§ **Material supplied**
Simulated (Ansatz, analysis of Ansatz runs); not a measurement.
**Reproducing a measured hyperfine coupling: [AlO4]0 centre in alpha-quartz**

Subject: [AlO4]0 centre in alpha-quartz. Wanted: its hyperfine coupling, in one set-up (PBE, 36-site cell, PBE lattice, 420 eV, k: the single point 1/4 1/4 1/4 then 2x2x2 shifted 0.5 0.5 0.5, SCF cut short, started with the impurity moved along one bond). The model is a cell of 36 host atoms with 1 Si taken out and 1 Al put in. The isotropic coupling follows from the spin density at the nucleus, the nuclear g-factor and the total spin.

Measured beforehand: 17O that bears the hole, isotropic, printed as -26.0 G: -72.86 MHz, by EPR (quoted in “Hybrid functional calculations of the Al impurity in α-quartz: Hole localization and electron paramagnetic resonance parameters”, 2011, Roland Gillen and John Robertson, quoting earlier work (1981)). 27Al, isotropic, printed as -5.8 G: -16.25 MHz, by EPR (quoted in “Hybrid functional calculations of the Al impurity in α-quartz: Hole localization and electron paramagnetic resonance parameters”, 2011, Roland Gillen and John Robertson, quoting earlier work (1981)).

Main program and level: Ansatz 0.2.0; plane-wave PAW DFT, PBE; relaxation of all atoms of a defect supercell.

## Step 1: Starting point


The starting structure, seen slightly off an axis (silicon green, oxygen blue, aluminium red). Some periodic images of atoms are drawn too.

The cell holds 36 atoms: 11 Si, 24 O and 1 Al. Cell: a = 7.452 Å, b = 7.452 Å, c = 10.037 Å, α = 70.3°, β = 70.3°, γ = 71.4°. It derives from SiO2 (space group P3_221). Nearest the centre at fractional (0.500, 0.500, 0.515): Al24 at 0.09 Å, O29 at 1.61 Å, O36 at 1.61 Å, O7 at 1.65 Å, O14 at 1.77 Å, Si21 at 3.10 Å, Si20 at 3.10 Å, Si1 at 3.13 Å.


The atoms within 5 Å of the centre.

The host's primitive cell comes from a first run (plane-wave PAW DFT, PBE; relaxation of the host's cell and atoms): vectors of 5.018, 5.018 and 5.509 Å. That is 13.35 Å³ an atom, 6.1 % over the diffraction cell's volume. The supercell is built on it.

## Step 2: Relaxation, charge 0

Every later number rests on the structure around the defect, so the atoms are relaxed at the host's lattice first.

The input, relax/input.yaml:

§ **Work order**
Copy out only the lines above from the one with "The host's primitive" to the one with "Every later number", inclusive, exactly as they stand.

§ **Result**
The host's primitive cell comes from a first run (plane-wave PAW DFT, PBE; relaxation of the host's cell and atoms): vectors of 5.018, 5.018 and 5.509 Å. That is 13.35 Å³ an atom, 6.1 % over the diffraction cell's volume. The supercell is built on it.

## Step 2: Relaxation, charge 0

Every later number rests on the structure around the defect, so the atoms are relaxed at the host's lattice first.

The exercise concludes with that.